## RECORDS SUPPLIED:
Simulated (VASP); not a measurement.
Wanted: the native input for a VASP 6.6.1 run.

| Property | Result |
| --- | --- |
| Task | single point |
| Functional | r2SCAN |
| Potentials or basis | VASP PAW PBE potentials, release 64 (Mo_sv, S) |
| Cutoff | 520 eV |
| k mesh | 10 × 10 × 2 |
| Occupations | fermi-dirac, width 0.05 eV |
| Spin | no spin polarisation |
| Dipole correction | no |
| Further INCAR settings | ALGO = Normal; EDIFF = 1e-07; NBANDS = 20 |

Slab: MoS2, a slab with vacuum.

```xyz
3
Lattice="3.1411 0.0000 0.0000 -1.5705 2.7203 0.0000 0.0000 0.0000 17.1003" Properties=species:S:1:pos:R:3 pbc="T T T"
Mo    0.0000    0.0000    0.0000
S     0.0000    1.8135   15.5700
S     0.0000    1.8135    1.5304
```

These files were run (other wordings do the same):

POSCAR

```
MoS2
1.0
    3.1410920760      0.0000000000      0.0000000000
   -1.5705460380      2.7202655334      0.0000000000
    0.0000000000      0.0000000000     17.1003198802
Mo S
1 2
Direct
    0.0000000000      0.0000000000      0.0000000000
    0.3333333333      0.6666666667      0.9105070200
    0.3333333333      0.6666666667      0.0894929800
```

## BRIEF:
Please reproduce the listing exactly, keeping every line as it is.

## EXERCISE RESPONSE:
Simulated (VASP); not a measurement.
Wanted: the native input for a VASP 6.6.1 run.

| Property | Result |
| --- | --- |
| Task | single point |
| Functional | r2SCAN |
| Potentials or basis | VASP PAW PBE potentials, release 64 (Mo_sv, S) |
| Cutoff | 520 eV |
| k mesh | 10 × 10 × 2 |
| Occupations | fermi-dirac, width 0.05 eV |
| Spin | no spin polarisation |
| Dipole correction | no |
| Further INCAR settings | ALGO = Normal; EDIFF = 1e-07; NBANDS = 20 |

Slab: MoS2, a slab with vacuum.

```xyz
3
Lattice="3.1411 0.0000 0.0000 -1.5705 2.7203 0.0000 0.0000 0.0000 17.1003" Properties=species:S:1:pos:R:3 pbc="T T T"
Mo    0.0000    0.0000    0.0000
S     0.0000    1.8135   15.5700
S     0.0000    1.8135    1.5304
```

These files were run (other wordings do the same):

POSCAR

```
MoS2
1.0
    3.1410920760      0.0000000000      0.0000000000
   -1.5705460380      2.7202655334      0.0000000000
    0.0000000000      0.0000000000     17.1003198802
Mo S
1 2
Direct
    0.0000000000      0.0000000000      0.0000000000
    0.3333333333      0.6666666667      0.9105070200
    0.3333333333      0.6666666667      0.0894929800
```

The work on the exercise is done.